WORK REQUEST: The records should be restated exactly from their first line through the line with "Ansatz 0.2.0 |" in it.

[DATASET]

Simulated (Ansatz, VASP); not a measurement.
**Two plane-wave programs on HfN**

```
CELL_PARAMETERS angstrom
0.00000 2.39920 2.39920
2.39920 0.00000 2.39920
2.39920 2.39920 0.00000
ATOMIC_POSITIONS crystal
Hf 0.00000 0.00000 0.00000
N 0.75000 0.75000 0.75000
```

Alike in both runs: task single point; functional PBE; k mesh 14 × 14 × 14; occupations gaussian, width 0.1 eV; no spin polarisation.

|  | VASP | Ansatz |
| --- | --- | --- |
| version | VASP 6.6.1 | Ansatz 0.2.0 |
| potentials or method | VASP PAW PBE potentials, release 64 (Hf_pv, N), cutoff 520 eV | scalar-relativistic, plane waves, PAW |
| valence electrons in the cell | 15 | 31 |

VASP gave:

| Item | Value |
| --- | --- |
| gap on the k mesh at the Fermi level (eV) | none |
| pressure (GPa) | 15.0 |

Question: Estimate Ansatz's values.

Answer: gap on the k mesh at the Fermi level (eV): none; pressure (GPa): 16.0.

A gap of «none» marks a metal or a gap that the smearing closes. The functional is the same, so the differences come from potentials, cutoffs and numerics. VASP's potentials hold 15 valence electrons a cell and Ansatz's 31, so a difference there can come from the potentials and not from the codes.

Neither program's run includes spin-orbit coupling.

[/DATASET]

WRITTEN SOLUTION:
Simulated (Ansatz, VASP); not a measurement.
**Two plane-wave programs on HfN**

```
CELL_PARAMETERS angstrom
0.00000 2.39920 2.39920
2.39920 0.00000 2.39920
2.39920 2.39920 0.00000
ATOMIC_POSITIONS crystal
Hf 0.00000 0.00000 0.00000
N 0.75000 0.75000 0.75000
```

Alike in both runs: task single point; functional PBE; k mesh 14 × 14 × 14; occupations gaussian, width 0.1 eV; no spin polarisation.

|  | VASP | Ansatz |
| --- | --- | --- |
| version | VASP 6.6.1 | Ansatz 0.2.0 |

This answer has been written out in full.